Assigned task – Please retype, unchanged, each line from the top of the material below through the line where "- Ga1–N10, ρ at the minimum / e bohr⁻³: 0.132" appears.

━━ Extracted entries

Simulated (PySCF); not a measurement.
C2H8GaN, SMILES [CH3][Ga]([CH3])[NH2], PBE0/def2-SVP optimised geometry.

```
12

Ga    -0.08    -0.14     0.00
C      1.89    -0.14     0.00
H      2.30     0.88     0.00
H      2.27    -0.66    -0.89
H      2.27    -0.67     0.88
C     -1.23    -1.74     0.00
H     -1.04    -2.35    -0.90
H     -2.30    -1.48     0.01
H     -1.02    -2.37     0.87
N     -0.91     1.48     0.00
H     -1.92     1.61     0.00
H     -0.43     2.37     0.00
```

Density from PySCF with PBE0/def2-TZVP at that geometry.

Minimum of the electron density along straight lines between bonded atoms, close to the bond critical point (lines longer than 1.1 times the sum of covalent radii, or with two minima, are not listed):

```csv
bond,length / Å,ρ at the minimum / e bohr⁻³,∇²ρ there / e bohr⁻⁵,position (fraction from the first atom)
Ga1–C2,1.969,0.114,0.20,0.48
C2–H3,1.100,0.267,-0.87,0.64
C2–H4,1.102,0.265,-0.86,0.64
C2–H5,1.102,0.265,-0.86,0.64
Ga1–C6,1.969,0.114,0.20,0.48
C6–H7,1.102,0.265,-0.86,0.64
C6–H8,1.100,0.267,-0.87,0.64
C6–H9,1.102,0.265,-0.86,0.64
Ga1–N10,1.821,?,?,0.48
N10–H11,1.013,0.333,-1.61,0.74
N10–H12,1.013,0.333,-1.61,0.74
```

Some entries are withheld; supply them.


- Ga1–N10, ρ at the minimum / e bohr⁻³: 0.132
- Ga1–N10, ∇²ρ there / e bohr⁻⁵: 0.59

━━━━

Problem solution –
Simulated (PySCF); not a measurement.
C2H8GaN, SMILES [CH3][Ga]([CH3])[NH2], PBE0/def2-SVP optimised geometry.

```
12

Ga    -0.08    -0.14     0.00
C      1.89    -0.14     0.00
H      2.30     0.88     0.00
H      2.27    -0.66    -0.89
H      2.27    -0.67     0.88
C     -1.23    -1.74     0.00
H     -1.04    -2.35    -0.90
H     -2.30    -1.48     0.01
H     -1.02    -2.37     0.87
N     -0.91     1.48     0.00
H     -1.92     1.61     0.00
H     -0.43     2.37     0.00
```

Density from PySCF with PBE0/def2-TZVP at that geometry.

Minimum of the electron density along straight lines between bonded atoms, close to the bond critical point (lines longer than 1.1 times the sum of covalent radii, or with two minima, are not listed):

```csv
bond,length / Å,ρ at the minimum / e bohr⁻³,∇²ρ there / e bohr⁻⁵,position (fraction from the first atom)
Ga1–C2,1.969,0.114,0.20,0.48
C2–H3,1.100,0.267,-0.87,0.64
C2–H4,1.102,0.265,-0.86,0.64
C2–H5,1.102,0.265,-0.86,0.64
Ga1–C6,1.969,0.114,0.20,0.48
C6–H7,1.102,0.265,-0.86,0.64
C6–H8,1.100,0.267,-0.87,0.64
C6–H9,1.102,0.265,-0.86,0.64
Ga1–N10,1.821,?,?,0.48
N10–H11,1.013,0.333,-1.61,0.74
N10–H12,1.013,0.333,-1.61,0.74
```

Some entries are withheld; supply them.


- Ga1–N10, ρ at the minimum / e bohr⁻³: 0.132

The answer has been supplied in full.